Data ::
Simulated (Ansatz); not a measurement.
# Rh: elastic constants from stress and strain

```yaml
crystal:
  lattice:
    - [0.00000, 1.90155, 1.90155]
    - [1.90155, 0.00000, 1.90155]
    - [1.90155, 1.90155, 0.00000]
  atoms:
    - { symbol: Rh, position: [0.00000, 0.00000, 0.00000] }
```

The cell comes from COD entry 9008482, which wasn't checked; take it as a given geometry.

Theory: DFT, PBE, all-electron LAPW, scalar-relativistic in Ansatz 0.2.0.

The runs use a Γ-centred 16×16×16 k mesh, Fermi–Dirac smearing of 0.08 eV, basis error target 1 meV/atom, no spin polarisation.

Work order ::
The complete set of entries is to be restated word for word.

Exercise response ::
Simulated (Ansatz); not a measurement.
# Rh: elastic constants from stress and strain

```yaml
crystal:
  lattice:
    - [0.00000, 1.90155, 1.90155]
    - [1.90155, 0.00000, 1.90155]
    - [1.90155, 1.90155, 0.00000]
  atoms:
    - { symbol: Rh, position: [0.00000, 0.00000, 0.00000] }
```

The cell comes from COD entry 9008482, which wasn't checked; take it as a given geometry.

Theory: DFT, PBE, all-electron LAPW, scalar-relativistic in Ansatz 0.2.0.

The runs use a Γ-centred 16×16×16 k mesh, Fermi–Dirac smearing of 0.08 eV, basis error target 1 meV/atom, no spin polarisation.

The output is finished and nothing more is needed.